Work order → Could you write out the opening lines of the data, word for word, stopping after the line that contains "Its results: band"?

━━━━━ Records provided
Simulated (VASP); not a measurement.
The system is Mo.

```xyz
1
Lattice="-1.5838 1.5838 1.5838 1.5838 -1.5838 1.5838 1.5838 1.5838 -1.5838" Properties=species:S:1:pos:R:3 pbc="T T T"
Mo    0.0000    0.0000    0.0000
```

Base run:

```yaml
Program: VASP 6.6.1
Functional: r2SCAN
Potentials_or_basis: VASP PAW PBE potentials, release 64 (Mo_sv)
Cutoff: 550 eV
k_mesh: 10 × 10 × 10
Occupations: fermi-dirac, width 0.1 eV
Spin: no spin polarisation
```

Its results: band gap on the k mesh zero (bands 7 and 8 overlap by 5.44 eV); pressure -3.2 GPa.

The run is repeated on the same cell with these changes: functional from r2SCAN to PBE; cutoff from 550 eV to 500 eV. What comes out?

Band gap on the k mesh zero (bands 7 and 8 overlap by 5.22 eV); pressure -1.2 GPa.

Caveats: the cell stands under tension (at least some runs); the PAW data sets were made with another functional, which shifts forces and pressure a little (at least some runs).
━━━━━━━━━━

Written response →
Simulated (VASP); not a measurement.
The system is Mo.

```xyz
1
Lattice="-1.5838 1.5838 1.5838 1.5838 -1.5838 1.5838 1.5838 1.5838 -1.5838" Properties=species:S:1:pos:R:3 pbc="T T T"
Mo    0.0000    0.0000    0.0000
```

Base run:

```yaml
Program: VASP 6.6.1
Functional: r2SCAN
Potentials_or_basis: VASP PAW PBE potentials, release 64 (Mo_sv)
Cutoff: 550 eV
k_mesh: 10 × 10 × 10
Occupations: fermi-dirac, width 0.1 eV
Spin: no spin polarisation
```

Its results: band gap on the k mesh zero (bands 7 and 8 overlap by 5.44 eV); pressure -3.2 GPa.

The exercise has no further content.